※ ※ ※

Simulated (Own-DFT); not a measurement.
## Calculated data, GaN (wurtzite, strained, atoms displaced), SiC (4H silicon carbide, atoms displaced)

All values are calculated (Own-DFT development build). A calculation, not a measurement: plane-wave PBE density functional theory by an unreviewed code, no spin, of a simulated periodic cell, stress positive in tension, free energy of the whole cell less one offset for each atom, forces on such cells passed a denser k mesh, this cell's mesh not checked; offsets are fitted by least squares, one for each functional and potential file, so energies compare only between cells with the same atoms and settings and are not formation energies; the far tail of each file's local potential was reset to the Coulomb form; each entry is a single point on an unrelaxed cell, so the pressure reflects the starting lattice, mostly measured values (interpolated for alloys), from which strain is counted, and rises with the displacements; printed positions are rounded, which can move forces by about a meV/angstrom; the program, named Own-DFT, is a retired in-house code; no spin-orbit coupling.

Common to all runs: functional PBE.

※ ※ ※

**Exercise:** Of all the entries above, retype exactly the lines from the line with "## Calculated data, GaN" to the line with "All values are", both included, and no others.

**Result:**
## Calculated data, GaN (wurtzite, strained, atoms displaced), SiC (4H silicon carbide, atoms displaced)

All values are calculated (Own-DFT development build). A calculation, not a measurement: plane-wave PBE density functional theory by an unreviewed code, no spin, of a simulated periodic cell, stress positive in tension, free energy of the whole cell less one offset for each atom, forces on such cells passed a denser k mesh, this cell's mesh not checked; offsets are fitted by least squares, one for each functional and potential file, so energies compare only between cells with the same atoms and settings and are not formation energies; the far tail of each file's local potential was reset to the Coulomb form; each entry is a single point on an unrelaxed cell, so the pressure reflects the starting lattice, mostly measured values (interpolated for alloys), from which strain is counted, and rises with the displacements; printed positions are rounded, which can move forces by about a meV/angstrom; the program, named Own-DFT, is a retired in-house code; no spin-orbit coupling.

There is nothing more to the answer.